• **Requirement**:
Your answer should be the lines below from the one with "# AgCl in VASP: further runs" to the one with "Potentials or basis: VASP", both included, given again exactly and with nothing added.

• **Data extracts**:
◇ ◇ ◇

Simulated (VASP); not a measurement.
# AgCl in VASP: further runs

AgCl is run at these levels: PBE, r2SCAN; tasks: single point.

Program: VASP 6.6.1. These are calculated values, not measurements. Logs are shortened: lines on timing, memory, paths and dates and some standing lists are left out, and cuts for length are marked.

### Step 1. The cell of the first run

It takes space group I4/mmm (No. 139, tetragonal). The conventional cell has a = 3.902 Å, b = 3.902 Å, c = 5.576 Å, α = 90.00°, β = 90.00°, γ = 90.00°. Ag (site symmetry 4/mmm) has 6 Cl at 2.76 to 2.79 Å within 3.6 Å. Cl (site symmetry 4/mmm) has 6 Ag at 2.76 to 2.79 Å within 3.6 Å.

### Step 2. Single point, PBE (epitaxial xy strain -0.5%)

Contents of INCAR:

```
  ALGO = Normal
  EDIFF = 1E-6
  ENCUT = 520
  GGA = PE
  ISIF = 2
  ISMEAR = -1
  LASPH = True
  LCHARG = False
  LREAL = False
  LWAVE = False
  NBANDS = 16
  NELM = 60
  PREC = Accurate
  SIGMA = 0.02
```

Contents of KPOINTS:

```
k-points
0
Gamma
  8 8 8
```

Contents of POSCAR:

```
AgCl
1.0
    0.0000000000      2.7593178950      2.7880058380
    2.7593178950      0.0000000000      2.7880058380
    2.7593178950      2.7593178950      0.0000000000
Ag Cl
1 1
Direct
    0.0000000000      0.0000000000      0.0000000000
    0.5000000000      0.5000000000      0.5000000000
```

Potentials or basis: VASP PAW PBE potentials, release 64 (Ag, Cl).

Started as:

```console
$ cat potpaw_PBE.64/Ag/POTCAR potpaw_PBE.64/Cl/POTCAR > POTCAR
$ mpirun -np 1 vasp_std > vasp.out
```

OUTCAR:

◇ ◇ ◇

• **Exercise response**:
# AgCl in VASP: further runs

AgCl is run at these levels: PBE, r2SCAN; tasks: single point.

Program: VASP 6.6.1. These are calculated values, not measurements. Logs are shortened: lines on timing, memory, paths and dates and some standing lists are left out, and cuts for length are marked.

### Step 1. The cell of the first run

It takes space group I4/mmm (No. 139, tetragonal). The conventional cell has a = 3.902 Å, b = 3.902 Å, c = 5.576 Å, α = 90.00°, β = 90.00°, γ = 90.00°. Ag (site symmetry 4/mmm) has 6 Cl at 2.76 to 2.79 Å within 3.6 Å. Cl (site symmetry 4/mmm) has 6 Ag at 2.76 to 2.79 Å within 3.6 Å.

### Step 2. Single point, PBE (epitaxial xy strain -0.5%)

Contents of INCAR:

```
  ALGO = Normal
  EDIFF = 1E-6
  ENCUT = 520
  GGA = PE
  ISIF = 2
  ISMEAR = -1
  LASPH = True
  LCHARG = False
  LREAL = False
  LWAVE = False
  NBANDS = 16
  NELM = 60
  PREC = Accurate
  SIGMA = 0.02
```

Contents of KPOINTS:

```
k-points
0
Gamma
  8 8 8
```

Contents of POSCAR:

```
AgCl
1.0
    0.0000000000      2.7593178950      2.7880058380
    2.7593178950      0.0000000000      2.7880058380
    2.7593178950      2.7593178950      0.0000000000
Ag Cl
1 1
Direct
    0.0000000000      0.0000000000      0.0000000000
    0.5000000000      0.5000000000      0.5000000000
```

Potentials or basis: VASP PAW PBE potentials, release 64 (Ag, Cl).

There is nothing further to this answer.